**Activity**
Repeat the entries below exactly and in full.

**Record excerpts**
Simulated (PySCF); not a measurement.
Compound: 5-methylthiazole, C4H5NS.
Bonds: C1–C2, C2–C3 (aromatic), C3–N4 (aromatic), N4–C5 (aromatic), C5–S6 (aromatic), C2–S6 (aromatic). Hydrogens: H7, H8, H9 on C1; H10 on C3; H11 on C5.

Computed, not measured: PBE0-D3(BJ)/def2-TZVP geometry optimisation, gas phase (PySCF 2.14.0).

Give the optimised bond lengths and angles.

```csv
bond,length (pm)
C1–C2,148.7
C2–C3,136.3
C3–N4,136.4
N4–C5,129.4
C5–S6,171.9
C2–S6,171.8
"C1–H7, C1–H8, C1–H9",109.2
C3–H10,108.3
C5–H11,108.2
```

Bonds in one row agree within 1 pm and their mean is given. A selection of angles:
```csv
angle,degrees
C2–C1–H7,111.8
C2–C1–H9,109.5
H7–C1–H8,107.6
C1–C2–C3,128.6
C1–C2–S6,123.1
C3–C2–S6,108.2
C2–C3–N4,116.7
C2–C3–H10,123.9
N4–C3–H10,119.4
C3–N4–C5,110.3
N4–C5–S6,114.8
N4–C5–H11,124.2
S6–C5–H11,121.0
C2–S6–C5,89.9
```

**Problem solution**
Simulated (PySCF); not a measurement.
Compound: 5-methylthiazole, C4H5NS.
Bonds: C1–C2, C2–C3 (aromatic), C3–N4 (aromatic), N4–C5 (aromatic), C5–S6 (aromatic), C2–S6 (aromatic). Hydrogens: H7, H8, H9 on C1; H10 on C3; H11 on C5.

Computed, not measured: PBE0-D3(BJ)/def2-TZVP geometry optimisation, gas phase (PySCF 2.14.0).

Give the optimised bond lengths and angles.

```csv
bond,length (pm)
C1–C2,148.7
C2–C3,136.3
C3–N4,136.4
N4–C5,129.4
C5–S6,171.9
C2–S6,171.8
"C1–H7, C1–H8, C1–H9",109.2
C3–H10,108.3
C5–H11,108.2
```

Bonds in one row agree within 1 pm and their mean is given. A selection of angles:
```csv
angle,degrees
C2–C1–H7,111.8
C2–C1–H9,109.5
H7–C1–H8,107.6
C1–C2–C3,128.6
C1–C2–S6,123.1
C3–C2–S6,108.2
C2–C3–N4,116.7
C2–C3–H10,123.9
N4–C3–H10,119.4
C3–N4–C5,110.3
N4–C5–S6,114.8
N4–C5–H11,124.2
S6–C5–H11,121.0
C2–S6–C5,89.9
```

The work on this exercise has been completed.